Provided records:
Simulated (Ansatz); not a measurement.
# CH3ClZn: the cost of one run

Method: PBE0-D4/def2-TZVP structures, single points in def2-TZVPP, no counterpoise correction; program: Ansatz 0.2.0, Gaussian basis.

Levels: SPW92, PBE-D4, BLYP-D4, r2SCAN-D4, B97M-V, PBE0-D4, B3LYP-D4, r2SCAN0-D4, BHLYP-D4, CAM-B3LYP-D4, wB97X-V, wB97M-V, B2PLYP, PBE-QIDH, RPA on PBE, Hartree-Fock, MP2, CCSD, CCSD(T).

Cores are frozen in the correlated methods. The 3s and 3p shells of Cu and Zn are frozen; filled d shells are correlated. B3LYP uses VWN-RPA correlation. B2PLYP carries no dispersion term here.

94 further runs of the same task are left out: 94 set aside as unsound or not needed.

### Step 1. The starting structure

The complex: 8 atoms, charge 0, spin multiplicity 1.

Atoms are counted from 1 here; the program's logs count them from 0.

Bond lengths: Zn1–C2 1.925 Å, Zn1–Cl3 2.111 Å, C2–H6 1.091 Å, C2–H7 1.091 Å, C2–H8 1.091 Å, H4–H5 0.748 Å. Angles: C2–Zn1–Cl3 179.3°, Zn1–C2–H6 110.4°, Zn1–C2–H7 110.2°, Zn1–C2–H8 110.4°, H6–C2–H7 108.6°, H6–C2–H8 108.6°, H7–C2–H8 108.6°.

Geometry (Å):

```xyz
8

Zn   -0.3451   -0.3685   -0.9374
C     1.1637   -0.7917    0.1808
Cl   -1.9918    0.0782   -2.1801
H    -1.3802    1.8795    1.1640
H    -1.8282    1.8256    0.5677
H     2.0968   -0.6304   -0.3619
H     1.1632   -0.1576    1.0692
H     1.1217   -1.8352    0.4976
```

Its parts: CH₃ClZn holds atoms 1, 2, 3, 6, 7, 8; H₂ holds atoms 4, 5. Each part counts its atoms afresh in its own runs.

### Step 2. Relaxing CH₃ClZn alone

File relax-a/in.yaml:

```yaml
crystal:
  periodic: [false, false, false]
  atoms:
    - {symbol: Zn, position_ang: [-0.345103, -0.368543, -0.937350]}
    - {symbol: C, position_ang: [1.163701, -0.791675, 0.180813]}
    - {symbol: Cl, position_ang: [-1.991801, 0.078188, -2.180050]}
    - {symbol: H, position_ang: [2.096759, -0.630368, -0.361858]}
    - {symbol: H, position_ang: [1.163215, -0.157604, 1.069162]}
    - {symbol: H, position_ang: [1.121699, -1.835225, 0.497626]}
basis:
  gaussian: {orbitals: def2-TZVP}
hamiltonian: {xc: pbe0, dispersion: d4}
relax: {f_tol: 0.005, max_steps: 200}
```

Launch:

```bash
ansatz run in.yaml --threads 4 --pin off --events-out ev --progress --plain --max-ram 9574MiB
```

Required action:
Starting at the line that contains "Cores are frozen" and stopping after the line that contains "### Step 1. The starting structure", write out every line exactly as it appears above, and no other line.

Exercise result:
Cores are frozen in the correlated methods. The 3s and 3p shells of Cu and Zn are frozen; filled d shells are correlated. B3LYP uses VWN-RPA correlation. B2PLYP carries no dispersion term here.

94 further runs of the same task are left out: 94 set aside as unsound or not needed.

### Step 1. The starting structure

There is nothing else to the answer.